Segment Start: Source material
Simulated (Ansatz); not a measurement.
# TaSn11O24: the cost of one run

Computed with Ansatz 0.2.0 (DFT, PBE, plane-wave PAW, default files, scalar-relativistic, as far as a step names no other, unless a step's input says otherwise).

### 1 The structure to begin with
Segment End: Source material

*Required action*. Each record should come back exactly as written.

*Exercise result*.
Simulated (Ansatz); not a measurement.
# TaSn11O24: the cost of one run

Computed with Ansatz 0.2.0 (DFT, PBE, plane-wave PAW, default files, scalar-relativistic, as far as a step names no other, unless a step's input says otherwise).

### 1 The structure to begin with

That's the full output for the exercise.